▸ Work task:
What you write should be an exact copy of the material, from its first line through the line containing "- steps asked: 200".

▸ Information given:
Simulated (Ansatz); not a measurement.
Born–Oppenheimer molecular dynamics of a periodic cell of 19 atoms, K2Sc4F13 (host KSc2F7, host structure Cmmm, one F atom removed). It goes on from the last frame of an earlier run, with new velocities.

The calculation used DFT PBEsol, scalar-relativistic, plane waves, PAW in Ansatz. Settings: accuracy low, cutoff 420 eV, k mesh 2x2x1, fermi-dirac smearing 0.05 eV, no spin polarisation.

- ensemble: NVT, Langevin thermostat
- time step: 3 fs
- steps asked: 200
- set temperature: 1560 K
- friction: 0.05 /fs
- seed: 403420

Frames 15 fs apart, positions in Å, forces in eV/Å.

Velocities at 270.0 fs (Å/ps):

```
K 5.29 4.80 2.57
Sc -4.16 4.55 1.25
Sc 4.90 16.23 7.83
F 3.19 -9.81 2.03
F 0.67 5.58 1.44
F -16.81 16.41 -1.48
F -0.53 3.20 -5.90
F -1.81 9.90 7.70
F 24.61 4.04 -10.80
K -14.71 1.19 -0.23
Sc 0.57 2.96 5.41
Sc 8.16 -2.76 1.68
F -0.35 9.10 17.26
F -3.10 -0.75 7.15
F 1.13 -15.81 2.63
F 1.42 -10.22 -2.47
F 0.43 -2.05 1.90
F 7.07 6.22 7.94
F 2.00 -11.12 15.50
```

▸ Written answer:
Simulated (Ansatz); not a measurement.
Born–Oppenheimer molecular dynamics of a periodic cell of 19 atoms, K2Sc4F13 (host KSc2F7, host structure Cmmm, one F atom removed). It goes on from the last frame of an earlier run, with new velocities.

The calculation used DFT PBEsol, scalar-relativistic, plane waves, PAW in Ansatz. Settings: accuracy low, cutoff 420 eV, k mesh 2x2x1, fermi-dirac smearing 0.05 eV, no spin polarisation.

- ensemble: NVT, Langevin thermostat
- time step: 3 fs
- steps asked: 200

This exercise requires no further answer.